● ● ● ● ●

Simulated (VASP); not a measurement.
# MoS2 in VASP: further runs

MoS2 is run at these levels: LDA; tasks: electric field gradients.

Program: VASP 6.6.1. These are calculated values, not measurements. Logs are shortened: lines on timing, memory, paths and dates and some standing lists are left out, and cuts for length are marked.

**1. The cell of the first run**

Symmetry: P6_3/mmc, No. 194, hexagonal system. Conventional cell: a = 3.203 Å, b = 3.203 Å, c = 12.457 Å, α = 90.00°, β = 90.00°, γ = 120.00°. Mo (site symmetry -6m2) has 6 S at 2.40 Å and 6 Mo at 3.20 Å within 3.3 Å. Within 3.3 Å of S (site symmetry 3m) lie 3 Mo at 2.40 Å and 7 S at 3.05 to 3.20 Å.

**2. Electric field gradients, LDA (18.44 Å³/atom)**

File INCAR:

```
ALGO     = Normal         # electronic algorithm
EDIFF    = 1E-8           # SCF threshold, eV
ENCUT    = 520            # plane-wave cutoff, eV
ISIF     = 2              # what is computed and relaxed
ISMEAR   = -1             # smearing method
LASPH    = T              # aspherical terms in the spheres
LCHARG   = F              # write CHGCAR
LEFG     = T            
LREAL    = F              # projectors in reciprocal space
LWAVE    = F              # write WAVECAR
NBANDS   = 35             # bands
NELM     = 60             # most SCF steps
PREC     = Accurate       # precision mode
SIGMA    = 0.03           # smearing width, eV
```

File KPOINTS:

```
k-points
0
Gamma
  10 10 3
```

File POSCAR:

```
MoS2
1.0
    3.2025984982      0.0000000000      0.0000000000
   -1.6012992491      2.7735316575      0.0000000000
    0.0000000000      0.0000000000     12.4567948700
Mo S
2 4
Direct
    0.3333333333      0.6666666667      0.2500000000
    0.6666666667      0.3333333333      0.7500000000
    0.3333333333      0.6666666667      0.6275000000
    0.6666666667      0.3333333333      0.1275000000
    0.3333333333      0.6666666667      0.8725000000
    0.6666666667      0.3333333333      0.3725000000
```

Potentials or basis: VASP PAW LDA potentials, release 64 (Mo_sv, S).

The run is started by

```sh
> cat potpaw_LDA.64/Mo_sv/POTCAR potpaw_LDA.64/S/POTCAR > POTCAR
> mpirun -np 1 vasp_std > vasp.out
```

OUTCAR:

● ● ● ● ●

» **Work instruction**
Above are the entries. Quote exactly the lines from the one bearing "# MoS2 in VASP: further runs" through the one bearing "Program: VASP 6.6.1.".

» **Answer section**
# MoS2 in VASP: further runs

MoS2 is run at these levels: LDA; tasks: electric field gradients.

Program: VASP 6.6.1. These are calculated values, not measurements. Logs are shortened: lines on timing, memory, paths and dates and some standing lists are left out, and cuts for length are marked.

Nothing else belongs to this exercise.